Activity:
Where the records below reach the line containing "# ¹⁷O fingerprints of the forms of HfO2", start transcribing, and end with the line containing "All values are", exactly and with nothing else added.

Dataset entries:
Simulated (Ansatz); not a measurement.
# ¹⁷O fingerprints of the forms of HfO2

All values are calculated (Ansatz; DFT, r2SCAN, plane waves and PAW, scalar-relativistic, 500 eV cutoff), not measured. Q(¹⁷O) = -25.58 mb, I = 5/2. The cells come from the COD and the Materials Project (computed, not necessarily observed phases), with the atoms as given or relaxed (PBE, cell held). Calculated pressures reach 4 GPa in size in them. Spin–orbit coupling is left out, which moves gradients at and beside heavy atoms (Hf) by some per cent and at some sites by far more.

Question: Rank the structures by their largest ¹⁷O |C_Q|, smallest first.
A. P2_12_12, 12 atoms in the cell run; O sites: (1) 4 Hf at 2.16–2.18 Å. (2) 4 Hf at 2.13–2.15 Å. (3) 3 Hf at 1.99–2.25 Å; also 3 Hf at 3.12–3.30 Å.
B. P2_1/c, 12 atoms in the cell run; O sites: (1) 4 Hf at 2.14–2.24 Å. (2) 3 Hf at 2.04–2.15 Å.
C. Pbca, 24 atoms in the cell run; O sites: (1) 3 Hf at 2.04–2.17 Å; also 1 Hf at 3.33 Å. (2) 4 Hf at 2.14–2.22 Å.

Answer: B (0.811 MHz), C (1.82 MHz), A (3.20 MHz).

Your solution:
# ¹⁷O fingerprints of the forms of HfO2

All values are calculated (Ansatz; DFT, r2SCAN, plane waves and PAW, scalar-relativistic, 500 eV cutoff), not measured. Q(¹⁷O) = -25.58 mb, I = 5/2. The cells come from the COD and the Materials Project (computed, not necessarily observed phases), with the atoms as given or relaxed (PBE, cell held). Calculated pressures reach 4 GPa in size in them. Spin–orbit coupling is left out, which moves gradients at and beside heavy atoms (Hf) by some per cent and at some sites by far more.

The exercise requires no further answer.